## DATA SECTION
◆ ◆ ◆ ◆ ◆ ◆ ◆

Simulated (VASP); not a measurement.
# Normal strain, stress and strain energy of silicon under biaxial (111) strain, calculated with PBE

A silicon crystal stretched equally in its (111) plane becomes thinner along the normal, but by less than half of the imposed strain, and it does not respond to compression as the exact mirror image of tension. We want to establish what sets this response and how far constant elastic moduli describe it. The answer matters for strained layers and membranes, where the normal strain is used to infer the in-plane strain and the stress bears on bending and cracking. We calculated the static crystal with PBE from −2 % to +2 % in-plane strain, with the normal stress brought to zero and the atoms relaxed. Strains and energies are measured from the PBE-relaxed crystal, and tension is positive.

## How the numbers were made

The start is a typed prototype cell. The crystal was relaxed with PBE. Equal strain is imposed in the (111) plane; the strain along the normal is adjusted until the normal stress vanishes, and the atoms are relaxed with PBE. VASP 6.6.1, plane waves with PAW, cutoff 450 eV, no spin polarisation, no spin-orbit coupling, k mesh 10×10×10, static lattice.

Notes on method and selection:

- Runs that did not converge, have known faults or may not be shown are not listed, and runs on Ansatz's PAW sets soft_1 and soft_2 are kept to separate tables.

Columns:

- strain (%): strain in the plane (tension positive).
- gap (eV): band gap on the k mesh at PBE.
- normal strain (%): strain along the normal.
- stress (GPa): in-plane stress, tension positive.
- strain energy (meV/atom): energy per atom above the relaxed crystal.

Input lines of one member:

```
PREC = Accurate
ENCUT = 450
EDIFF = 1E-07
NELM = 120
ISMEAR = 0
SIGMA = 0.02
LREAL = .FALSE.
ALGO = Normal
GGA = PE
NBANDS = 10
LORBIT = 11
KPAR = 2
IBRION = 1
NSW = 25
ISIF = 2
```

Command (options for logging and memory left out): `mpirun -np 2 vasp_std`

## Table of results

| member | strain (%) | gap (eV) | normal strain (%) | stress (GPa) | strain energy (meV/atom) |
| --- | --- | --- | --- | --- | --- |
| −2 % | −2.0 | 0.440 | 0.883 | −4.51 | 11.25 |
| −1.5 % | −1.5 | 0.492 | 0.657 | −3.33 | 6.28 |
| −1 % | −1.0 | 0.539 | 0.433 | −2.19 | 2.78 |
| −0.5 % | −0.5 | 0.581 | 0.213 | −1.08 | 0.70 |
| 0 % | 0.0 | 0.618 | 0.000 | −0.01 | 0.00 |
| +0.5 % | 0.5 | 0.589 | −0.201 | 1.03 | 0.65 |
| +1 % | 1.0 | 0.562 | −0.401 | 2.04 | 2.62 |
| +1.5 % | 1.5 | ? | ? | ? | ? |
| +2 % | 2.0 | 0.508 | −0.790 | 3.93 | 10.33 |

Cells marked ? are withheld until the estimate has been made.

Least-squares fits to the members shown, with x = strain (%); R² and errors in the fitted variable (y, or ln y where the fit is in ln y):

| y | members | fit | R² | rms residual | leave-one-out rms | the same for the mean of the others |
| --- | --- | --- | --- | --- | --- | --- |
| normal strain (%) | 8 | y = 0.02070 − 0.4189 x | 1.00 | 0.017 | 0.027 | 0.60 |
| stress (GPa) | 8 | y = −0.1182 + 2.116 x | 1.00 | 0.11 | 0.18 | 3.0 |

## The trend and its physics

◆ ◆ ◆ ◆ ◆ ◆ ◆

## REQUIRED ACTION
Would you restate exactly the lines of the material above, from its opening line through the line with "## How the numbers were made", and output only those?

## EXERCISE SOLUTION
Simulated (VASP); not a measurement.
# Normal strain, stress and strain energy of silicon under biaxial (111) strain, calculated with PBE

A silicon crystal stretched equally in its (111) plane becomes thinner along the normal, but by less than half of the imposed strain, and it does not respond to compression as the exact mirror image of tension. We want to establish what sets this response and how far constant elastic moduli describe it. The answer matters for strained layers and membranes, where the normal strain is used to infer the in-plane strain and the stress bears on bending and cracking. We calculated the static crystal with PBE from −2 % to +2 % in-plane strain, with the normal stress brought to zero and the atoms relaxed. Strains and energies are measured from the PBE-relaxed crystal, and tension is positive.

## How the numbers were made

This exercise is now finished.